**Work request**
Exactly as they appear below, repeat the lines from the one with "Alike in all" through the one with "6.7; (c) -10.3.", and no others.

[Start of section]

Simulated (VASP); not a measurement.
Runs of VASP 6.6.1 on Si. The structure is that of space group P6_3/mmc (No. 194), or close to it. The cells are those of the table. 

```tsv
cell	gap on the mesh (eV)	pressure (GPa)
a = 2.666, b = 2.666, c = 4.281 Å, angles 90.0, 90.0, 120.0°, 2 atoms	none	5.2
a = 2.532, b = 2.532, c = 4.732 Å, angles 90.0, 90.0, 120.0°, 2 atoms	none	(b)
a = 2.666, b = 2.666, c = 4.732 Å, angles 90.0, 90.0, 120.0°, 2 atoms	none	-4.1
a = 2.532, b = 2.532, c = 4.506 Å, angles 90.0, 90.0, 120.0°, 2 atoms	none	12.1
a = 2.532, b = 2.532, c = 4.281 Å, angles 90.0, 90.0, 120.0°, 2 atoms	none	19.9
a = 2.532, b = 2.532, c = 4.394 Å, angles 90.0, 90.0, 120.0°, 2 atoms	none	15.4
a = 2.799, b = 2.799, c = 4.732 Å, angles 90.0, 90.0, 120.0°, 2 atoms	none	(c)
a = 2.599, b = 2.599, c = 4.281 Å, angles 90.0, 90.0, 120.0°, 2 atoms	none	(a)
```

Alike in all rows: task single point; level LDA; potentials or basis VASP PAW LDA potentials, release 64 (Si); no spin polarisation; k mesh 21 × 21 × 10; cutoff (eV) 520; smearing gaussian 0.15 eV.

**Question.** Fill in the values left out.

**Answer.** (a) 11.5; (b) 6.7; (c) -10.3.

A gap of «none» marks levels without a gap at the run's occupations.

[End of section]

**Solution**
Alike in all rows: task single point; level LDA; potentials or basis VASP PAW LDA potentials, release 64 (Si); no spin polarisation; k mesh 21 × 21 × 10; cutoff (eV) 520; smearing gaussian 0.15 eV.

**Question.** Fill in the values left out.

**Answer.** (a) 11.5; (b) 6.7; (c) -10.3.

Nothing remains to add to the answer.